■ **ASSIGNED TASK**
Give again, word for word, each line below starting at the one that contains "Calculated with phono3py" and ending at the one that contains "The database entry".

******************************

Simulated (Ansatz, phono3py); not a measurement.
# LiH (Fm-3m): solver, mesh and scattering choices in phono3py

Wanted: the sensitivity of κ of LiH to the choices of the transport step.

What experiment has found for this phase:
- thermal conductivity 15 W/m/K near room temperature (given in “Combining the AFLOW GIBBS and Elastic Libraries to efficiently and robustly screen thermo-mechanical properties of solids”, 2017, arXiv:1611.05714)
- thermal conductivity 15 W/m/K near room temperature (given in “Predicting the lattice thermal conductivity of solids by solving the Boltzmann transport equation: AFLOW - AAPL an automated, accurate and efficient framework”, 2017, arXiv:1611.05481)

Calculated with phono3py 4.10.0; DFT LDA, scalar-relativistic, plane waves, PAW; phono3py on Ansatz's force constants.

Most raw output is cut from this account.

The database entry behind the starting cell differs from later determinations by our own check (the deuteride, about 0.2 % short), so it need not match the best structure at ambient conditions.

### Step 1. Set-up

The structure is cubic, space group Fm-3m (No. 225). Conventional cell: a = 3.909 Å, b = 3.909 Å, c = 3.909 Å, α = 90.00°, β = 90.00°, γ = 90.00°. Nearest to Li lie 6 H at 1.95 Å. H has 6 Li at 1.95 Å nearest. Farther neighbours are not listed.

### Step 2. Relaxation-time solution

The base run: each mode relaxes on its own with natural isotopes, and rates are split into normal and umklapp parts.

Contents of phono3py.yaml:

******************************

■ **TASK ANSWER**
Calculated with phono3py 4.10.0; DFT LDA, scalar-relativistic, plane waves, PAW; phono3py on Ansatz's force constants.

Most raw output is cut from this account.

The database entry behind the starting cell differs from later determinations by our own check (the deuteride, about 0.2 % short), so it need not match the best structure at ambient conditions.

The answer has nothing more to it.